- **Requirement**:
Please reproduce the entries below exactly, starting at the first line and ending with the line that holds "At the start: pressure".

START Dataset

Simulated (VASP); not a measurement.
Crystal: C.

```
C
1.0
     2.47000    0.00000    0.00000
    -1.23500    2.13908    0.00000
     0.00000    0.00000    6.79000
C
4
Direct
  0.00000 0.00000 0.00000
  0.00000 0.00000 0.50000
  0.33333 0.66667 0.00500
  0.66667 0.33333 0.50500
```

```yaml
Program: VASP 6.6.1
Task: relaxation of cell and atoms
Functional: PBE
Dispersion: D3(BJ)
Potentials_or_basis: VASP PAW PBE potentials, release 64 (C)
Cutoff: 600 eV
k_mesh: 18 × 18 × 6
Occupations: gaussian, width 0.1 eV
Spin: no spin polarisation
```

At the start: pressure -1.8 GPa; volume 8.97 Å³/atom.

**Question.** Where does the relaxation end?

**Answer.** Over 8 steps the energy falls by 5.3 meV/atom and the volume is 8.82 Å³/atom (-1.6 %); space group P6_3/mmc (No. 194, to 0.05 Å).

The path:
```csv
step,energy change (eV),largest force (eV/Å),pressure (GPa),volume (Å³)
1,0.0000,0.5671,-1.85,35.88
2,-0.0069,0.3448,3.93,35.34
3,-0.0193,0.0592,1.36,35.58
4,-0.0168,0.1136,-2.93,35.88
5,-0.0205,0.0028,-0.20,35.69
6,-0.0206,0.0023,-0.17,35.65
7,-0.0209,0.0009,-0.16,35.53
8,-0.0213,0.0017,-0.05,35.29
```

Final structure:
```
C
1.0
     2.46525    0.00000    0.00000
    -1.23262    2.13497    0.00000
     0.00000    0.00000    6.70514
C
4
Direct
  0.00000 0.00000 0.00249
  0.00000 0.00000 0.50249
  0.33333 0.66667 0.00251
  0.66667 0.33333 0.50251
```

END Dataset

- **Solution**:
Simulated (VASP); not a measurement.
Crystal: C.

```
C
1.0
     2.47000    0.00000    0.00000
    -1.23500    2.13908    0.00000
     0.00000    0.00000    6.79000
C
4
Direct
  0.00000 0.00000 0.00000
  0.00000 0.00000 0.50000
  0.33333 0.66667 0.00500
  0.66667 0.33333 0.50500
```

```yaml
Program: VASP 6.6.1
Task: relaxation of cell and atoms
Functional: PBE
Dispersion: D3(BJ)
Potentials_or_basis: VASP PAW PBE potentials, release 64 (C)
Cutoff: 600 eV
k_mesh: 18 × 18 × 6
Occupations: gaussian, width 0.1 eV
Spin: no spin polarisation
```

At the start: pressure -1.8 GPa; volume 8.97 Å³/atom.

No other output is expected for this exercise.